▶ EXERCISE
Would you return the full listing exactly, with nothing altered?

▶ DATA LISTING
——————
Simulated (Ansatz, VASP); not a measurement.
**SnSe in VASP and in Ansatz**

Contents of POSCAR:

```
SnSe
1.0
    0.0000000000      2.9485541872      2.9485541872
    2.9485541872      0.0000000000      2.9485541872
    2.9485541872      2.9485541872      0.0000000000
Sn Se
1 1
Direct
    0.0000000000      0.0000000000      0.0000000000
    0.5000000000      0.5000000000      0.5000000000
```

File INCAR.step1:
——————

▶ EXERCISE ANSWER
Simulated (Ansatz, VASP); not a measurement.
**SnSe in VASP and in Ansatz**

Contents of POSCAR:

```
SnSe
1.0
    0.0000000000      2.9485541872      2.9485541872
    2.9485541872      0.0000000000      2.9485541872
    2.9485541872      2.9485541872      0.0000000000
Sn Se
1 1
Direct
    0.0000000000      0.0000000000      0.0000000000
    0.5000000000      0.5000000000      0.5000000000
```

File INCAR.step1:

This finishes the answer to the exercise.